● **REQUIREMENT**
From the listing below, set down exactly the lines between the one holding "Runs of VASP" and the one holding "0.0 | 0.04 |", inclusive. No other line is wanted.

● **PROVIDED RECORDS**

++++++++++

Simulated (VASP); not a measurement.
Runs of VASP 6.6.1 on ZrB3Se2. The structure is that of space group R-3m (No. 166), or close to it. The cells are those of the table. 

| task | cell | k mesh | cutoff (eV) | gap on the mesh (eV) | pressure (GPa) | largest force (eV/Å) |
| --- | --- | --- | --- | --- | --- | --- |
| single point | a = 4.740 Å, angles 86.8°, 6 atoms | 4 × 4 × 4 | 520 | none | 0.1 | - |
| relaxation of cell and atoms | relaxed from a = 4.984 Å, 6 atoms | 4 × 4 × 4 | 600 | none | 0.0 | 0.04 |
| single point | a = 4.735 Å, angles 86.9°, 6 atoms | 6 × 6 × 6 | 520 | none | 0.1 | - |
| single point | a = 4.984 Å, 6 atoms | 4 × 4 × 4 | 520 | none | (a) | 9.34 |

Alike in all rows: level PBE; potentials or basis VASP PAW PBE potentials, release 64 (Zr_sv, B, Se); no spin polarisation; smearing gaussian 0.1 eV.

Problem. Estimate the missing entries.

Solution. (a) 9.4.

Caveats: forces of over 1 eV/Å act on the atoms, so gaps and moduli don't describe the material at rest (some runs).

++++++++++

● **ANSWER AREA**
Runs of VASP 6.6.1 on ZrB3Se2. The structure is that of space group R-3m (No. 166), or close to it. The cells are those of the table. 

| task | cell | k mesh | cutoff (eV) | gap on the mesh (eV) | pressure (GPa) | largest force (eV/Å) |
| --- | --- | --- | --- | --- | --- | --- |
| single point | a = 4.740 Å, angles 86.8°, 6 atoms | 4 × 4 × 4 | 520 | none | 0.1 | - |
| relaxation of cell and atoms | relaxed from a = 4.984 Å, 6 atoms | 4 × 4 × 4 | 600 | none | 0.0 | 0.04 |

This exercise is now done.